WORK ORDER => The lines from the start of the data up to and including the one with "Q: What did" should be returned exactly, and nothing else.

--------------------------------------------------

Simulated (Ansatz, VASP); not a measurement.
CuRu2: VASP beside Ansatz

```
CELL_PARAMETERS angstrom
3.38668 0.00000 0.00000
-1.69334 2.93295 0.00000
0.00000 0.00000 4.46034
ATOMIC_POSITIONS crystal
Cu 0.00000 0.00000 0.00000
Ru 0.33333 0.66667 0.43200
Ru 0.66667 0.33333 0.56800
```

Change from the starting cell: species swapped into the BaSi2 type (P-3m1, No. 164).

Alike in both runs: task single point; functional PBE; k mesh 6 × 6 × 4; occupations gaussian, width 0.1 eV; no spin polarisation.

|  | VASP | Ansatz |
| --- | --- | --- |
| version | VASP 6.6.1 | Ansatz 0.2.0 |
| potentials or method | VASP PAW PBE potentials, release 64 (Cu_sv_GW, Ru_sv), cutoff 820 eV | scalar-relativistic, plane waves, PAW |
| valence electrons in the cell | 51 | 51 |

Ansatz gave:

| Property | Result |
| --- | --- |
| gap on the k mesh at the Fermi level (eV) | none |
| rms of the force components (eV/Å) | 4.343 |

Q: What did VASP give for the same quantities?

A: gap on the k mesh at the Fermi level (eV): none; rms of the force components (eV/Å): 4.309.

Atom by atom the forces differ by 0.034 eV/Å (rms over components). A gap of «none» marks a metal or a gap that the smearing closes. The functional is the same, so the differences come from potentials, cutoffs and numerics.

--------------------------------------------------

ANSWER AREA =>
Simulated (Ansatz, VASP); not a measurement.
CuRu2: VASP beside Ansatz

```
CELL_PARAMETERS angstrom
3.38668 0.00000 0.00000
-1.69334 2.93295 0.00000
0.00000 0.00000 4.46034
ATOMIC_POSITIONS crystal
Cu 0.00000 0.00000 0.00000
Ru 0.33333 0.66667 0.43200
Ru 0.66667 0.33333 0.56800
```

Change from the starting cell: species swapped into the BaSi2 type (P-3m1, No. 164).

Alike in both runs: task single point; functional PBE; k mesh 6 × 6 × 4; occupations gaussian, width 0.1 eV; no spin polarisation.

|  | VASP | Ansatz |
| --- | --- | --- |
| version | VASP 6.6.1 | Ansatz 0.2.0 |
| potentials or method | VASP PAW PBE potentials, release 64 (Cu_sv_GW, Ru_sv), cutoff 820 eV | scalar-relativistic, plane waves, PAW |
| valence electrons in the cell | 51 | 51 |

Ansatz gave:

| Property | Result |
| --- | --- |
| gap on the k mesh at the Fermi level (eV) | none |
| rms of the force components (eV/Å) | 4.343 |

Q: What did VASP give for the same quantities?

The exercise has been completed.